++++++++

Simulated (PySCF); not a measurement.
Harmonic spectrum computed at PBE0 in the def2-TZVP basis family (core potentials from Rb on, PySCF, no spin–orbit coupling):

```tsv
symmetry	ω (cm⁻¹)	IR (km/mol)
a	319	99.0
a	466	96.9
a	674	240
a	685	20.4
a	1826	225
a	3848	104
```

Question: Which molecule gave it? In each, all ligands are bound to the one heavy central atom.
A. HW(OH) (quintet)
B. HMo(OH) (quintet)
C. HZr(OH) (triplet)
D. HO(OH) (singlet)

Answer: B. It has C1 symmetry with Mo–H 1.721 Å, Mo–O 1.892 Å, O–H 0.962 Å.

++++++++

* _WORK INSTRUCTION_
Could you repeat exactly the lines above from the line with "B. HMo(OH) (quintet)" up to and including the line with "D. HO(OH) (singlet)", and only those?

* _ANSWER SPACE_
B. HMo(OH) (quintet)
C. HZr(OH) (triplet)
D. HO(OH) (singlet)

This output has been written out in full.